______________________________

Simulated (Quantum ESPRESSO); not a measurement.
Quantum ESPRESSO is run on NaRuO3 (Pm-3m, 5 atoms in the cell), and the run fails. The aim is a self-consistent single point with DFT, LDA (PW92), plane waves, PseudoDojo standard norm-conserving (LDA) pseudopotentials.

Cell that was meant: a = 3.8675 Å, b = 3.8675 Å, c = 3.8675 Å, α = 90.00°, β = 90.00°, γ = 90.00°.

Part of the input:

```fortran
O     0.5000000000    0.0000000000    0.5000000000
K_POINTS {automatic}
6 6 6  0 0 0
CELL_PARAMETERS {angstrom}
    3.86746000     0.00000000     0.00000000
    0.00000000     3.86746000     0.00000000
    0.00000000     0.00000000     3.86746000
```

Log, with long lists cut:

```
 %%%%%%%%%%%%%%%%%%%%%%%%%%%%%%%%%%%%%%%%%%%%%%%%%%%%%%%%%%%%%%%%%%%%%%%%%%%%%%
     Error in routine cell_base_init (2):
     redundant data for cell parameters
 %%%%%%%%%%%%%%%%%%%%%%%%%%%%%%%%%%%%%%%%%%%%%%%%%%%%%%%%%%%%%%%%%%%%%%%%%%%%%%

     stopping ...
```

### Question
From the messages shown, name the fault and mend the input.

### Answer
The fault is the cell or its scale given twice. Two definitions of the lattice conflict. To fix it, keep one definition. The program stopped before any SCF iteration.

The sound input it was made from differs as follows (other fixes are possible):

______________________________

■ Requirement
Transcribe the full listing. Change nothing.

■ Worked solution
Simulated (Quantum ESPRESSO); not a measurement.
Quantum ESPRESSO is run on NaRuO3 (Pm-3m, 5 atoms in the cell), and the run fails. The aim is a self-consistent single point with DFT, LDA (PW92), plane waves, PseudoDojo standard norm-conserving (LDA) pseudopotentials.

Cell that was meant: a = 3.8675 Å, b = 3.8675 Å, c = 3.8675 Å, α = 90.00°, β = 90.00°, γ = 90.00°.

Part of the input:

```fortran
O     0.5000000000    0.0000000000    0.5000000000
K_POINTS {automatic}
6 6 6  0 0 0
CELL_PARAMETERS {angstrom}
    3.86746000     0.00000000     0.00000000
    0.00000000     3.86746000     0.00000000
    0.00000000     0.00000000     3.86746000
```

Log, with long lists cut:

```
 %%%%%%%%%%%%%%%%%%%%%%%%%%%%%%%%%%%%%%%%%%%%%%%%%%%%%%%%%%%%%%%%%%%%%%%%%%%%%%
     Error in routine cell_base_init (2):
     redundant data for cell parameters
 %%%%%%%%%%%%%%%%%%%%%%%%%%%%%%%%%%%%%%%%%%%%%%%%%%%%%%%%%%%%%%%%%%%%%%%%%%%%%%

     stopping ...
```

### Question
From the messages shown, name the fault and mend the input.

### Answer
The fault is the cell or its scale given twice. Two definitions of the lattice conflict. To fix it, keep one definition. The program stopped before any SCF iteration.

The sound input it was made from differs as follows (other fixes are possible):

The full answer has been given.